» **ACTION ITEM**: Given the entries that follow, write out exactly the lines starting at the one containing "The run prepares" and ending at the one containing "the converged end.", both ends included, and only those.

######

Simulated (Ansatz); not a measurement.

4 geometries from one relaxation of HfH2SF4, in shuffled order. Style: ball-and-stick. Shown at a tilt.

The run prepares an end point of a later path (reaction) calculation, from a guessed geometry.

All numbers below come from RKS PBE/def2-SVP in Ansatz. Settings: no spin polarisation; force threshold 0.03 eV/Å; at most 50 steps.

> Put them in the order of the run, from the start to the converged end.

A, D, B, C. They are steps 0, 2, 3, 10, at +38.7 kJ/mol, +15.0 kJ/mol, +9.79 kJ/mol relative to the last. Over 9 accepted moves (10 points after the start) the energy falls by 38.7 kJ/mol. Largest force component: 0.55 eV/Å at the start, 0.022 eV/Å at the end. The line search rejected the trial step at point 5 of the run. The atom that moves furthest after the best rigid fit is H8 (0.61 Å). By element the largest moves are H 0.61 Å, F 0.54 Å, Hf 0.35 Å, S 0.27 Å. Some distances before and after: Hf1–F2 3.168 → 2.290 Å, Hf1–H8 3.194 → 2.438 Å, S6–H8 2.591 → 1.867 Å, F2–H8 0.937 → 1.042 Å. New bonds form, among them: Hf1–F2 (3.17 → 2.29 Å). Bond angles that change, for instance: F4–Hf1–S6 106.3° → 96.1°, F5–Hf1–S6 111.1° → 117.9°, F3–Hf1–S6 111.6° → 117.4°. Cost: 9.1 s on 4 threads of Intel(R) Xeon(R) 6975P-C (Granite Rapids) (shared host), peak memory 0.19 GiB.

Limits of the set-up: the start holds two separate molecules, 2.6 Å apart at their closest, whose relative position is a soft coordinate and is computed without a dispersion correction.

######

» **WRITTEN REPLY**:
The run prepares an end point of a later path (reaction) calculation, from a guessed geometry.

All numbers below come from RKS PBE/def2-SVP in Ansatz. Settings: no spin polarisation; force threshold 0.03 eV/Å; at most 50 steps.

> Put them in the order of the run, from the start to the converged end.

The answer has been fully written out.